=== Source information ===

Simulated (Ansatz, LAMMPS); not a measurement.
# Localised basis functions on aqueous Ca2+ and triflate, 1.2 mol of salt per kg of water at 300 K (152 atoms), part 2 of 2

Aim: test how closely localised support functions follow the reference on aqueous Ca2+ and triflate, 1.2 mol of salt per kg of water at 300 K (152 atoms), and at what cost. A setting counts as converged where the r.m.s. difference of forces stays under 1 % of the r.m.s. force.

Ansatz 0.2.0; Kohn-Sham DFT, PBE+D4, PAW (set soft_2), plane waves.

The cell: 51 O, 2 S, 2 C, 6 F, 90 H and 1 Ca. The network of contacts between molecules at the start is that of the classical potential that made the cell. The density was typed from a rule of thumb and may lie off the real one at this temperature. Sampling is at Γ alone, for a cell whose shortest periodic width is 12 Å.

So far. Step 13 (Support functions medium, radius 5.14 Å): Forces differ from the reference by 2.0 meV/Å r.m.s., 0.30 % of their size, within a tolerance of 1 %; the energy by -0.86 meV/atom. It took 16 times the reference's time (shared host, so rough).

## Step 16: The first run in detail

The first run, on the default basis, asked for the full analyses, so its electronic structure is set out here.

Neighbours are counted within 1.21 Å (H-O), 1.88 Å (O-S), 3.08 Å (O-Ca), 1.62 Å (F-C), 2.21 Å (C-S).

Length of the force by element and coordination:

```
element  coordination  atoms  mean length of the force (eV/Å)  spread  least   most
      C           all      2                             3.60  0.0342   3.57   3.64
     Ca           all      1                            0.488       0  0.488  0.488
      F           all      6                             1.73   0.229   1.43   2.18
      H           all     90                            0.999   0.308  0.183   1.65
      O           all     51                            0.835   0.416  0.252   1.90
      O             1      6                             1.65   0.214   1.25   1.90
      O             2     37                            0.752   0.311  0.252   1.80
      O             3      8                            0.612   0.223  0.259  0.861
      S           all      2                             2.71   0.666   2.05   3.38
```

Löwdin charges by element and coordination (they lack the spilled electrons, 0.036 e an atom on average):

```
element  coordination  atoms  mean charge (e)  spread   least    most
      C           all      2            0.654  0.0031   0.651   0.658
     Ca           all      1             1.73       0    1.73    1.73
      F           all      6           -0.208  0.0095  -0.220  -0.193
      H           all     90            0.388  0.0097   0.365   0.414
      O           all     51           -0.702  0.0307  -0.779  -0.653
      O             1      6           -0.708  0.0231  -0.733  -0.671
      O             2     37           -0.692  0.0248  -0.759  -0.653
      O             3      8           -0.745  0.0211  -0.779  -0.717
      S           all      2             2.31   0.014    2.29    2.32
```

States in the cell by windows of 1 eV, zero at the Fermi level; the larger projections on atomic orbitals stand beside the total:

===

» Action item: Retype word for word everything in the listing above from the line that holds "Aim: test how" down to the line that holds "The first run, on". Keep both end lines and leave out the rest.

» Result:
Aim: test how closely localised support functions follow the reference on aqueous Ca2+ and triflate, 1.2 mol of salt per kg of water at 300 K (152 atoms), and at what cost. A setting counts as converged where the r.m.s. difference of forces stays under 1 % of the r.m.s. force.

Ansatz 0.2.0; Kohn-Sham DFT, PBE+D4, PAW (set soft_2), plane waves.

The cell: 51 O, 2 S, 2 C, 6 F, 90 H and 1 Ca. The network of contacts between molecules at the start is that of the classical potential that made the cell. The density was typed from a rule of thumb and may lie off the real one at this temperature. Sampling is at Γ alone, for a cell whose shortest periodic width is 12 Å.

So far. Step 13 (Support functions medium, radius 5.14 Å): Forces differ from the reference by 2.0 meV/Å r.m.s., 0.30 % of their size, within a tolerance of 1 %; the energy by -0.86 meV/atom. It took 16 times the reference's time (shared host, so rough).

## Step 16: The first run in detail

The first run, on the default basis, asked for the full analyses, so its electronic structure is set out here.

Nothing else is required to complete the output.